> Action item:
Lines from the beginning of the data through the line containing "These are results" are to be copied exactly, with no other line included.

|---|
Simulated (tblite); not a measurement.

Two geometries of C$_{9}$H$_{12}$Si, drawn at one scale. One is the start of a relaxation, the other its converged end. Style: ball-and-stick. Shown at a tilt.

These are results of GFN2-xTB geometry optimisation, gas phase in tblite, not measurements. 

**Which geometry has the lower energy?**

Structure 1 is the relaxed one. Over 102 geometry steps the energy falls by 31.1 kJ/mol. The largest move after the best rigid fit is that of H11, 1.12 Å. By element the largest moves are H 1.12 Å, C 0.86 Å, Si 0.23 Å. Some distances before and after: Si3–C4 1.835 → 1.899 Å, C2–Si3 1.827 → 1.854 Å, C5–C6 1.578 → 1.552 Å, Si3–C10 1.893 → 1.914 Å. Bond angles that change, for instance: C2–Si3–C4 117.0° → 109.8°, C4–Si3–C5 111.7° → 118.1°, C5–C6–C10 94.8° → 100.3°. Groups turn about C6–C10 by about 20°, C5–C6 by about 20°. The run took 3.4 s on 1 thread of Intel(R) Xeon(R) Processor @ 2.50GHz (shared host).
|---|

> Problem solution:
Simulated (tblite); not a measurement.

Two geometries of C$_{9}$H$_{12}$Si, drawn at one scale. One is the start of a relaxation, the other its converged end. Style: ball-and-stick. Shown at a tilt.

These are results of GFN2-xTB geometry optimisation, gas phase in tblite, not measurements. 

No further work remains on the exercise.